Work order: Produce the records below again, word for word, but stop after the line that contains "Q: Estimate the wall time of this run.".

Data shown:
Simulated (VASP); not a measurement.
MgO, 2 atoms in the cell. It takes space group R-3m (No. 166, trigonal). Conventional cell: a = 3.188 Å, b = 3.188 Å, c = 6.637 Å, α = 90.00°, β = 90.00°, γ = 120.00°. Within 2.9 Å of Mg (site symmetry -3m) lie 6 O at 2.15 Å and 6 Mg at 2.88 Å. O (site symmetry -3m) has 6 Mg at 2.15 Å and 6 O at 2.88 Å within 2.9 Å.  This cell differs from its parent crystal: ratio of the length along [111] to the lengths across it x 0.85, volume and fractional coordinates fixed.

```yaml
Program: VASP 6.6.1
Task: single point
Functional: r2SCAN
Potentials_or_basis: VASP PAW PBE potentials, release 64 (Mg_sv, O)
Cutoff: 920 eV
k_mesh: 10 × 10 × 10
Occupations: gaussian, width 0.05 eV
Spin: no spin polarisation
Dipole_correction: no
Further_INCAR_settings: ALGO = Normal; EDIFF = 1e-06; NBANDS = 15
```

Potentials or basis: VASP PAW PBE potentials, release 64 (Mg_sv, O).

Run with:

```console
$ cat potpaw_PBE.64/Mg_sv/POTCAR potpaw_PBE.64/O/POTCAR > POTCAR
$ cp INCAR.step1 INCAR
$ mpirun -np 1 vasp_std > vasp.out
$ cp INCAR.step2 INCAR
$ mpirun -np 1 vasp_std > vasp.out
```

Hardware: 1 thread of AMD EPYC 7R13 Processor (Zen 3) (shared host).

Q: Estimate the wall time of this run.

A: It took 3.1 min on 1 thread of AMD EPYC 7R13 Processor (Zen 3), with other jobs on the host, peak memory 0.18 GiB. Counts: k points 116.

Expected answer:
Simulated (VASP); not a measurement.
MgO, 2 atoms in the cell. It takes space group R-3m (No. 166, trigonal). Conventional cell: a = 3.188 Å, b = 3.188 Å, c = 6.637 Å, α = 90.00°, β = 90.00°, γ = 120.00°. Within 2.9 Å of Mg (site symmetry -3m) lie 6 O at 2.15 Å and 6 Mg at 2.88 Å. O (site symmetry -3m) has 6 Mg at 2.15 Å and 6 O at 2.88 Å within 2.9 Å.  This cell differs from its parent crystal: ratio of the length along [111] to the lengths across it x 0.85, volume and fractional coordinates fixed.

```yaml
Program: VASP 6.6.1
Task: single point
Functional: r2SCAN
Potentials_or_basis: VASP PAW PBE potentials, release 64 (Mg_sv, O)
Cutoff: 920 eV
k_mesh: 10 × 10 × 10
Occupations: gaussian, width 0.05 eV
Spin: no spin polarisation
Dipole_correction: no
Further_INCAR_settings: ALGO = Normal; EDIFF = 1e-06; NBANDS = 15
```

Potentials or basis: VASP PAW PBE potentials, release 64 (Mg_sv, O).

Run with:

```console
$ cat potpaw_PBE.64/Mg_sv/POTCAR potpaw_PBE.64/O/POTCAR > POTCAR
$ cp INCAR.step1 INCAR
$ mpirun -np 1 vasp_std > vasp.out
$ cp INCAR.step2 INCAR
$ mpirun -np 1 vasp_std > vasp.out
```

Hardware: 1 thread of AMD EPYC 7R13 Processor (Zen 3) (shared host).

Q: Estimate the wall time of this run.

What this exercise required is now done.